(Dataset extract)
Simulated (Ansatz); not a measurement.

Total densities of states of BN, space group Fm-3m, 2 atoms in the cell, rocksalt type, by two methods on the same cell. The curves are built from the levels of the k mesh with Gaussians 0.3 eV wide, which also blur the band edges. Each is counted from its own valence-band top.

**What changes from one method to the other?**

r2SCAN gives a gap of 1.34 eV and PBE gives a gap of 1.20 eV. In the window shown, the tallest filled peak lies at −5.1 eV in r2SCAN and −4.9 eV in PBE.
(End Dataset extract)

**Work task:** Write down all of the records again, word for word.

**Task response:**
Simulated (Ansatz); not a measurement.

Total densities of states of BN, space group Fm-3m, 2 atoms in the cell, rocksalt type, by two methods on the same cell. The curves are built from the levels of the k mesh with Gaussians 0.3 eV wide, which also blur the band edges. Each is counted from its own valence-band top.

**What changes from one method to the other?**

r2SCAN gives a gap of 1.34 eV and PBE gives a gap of 1.20 eV. In the window shown, the tallest filled peak lies at −5.1 eV in r2SCAN and −4.9 eV in PBE.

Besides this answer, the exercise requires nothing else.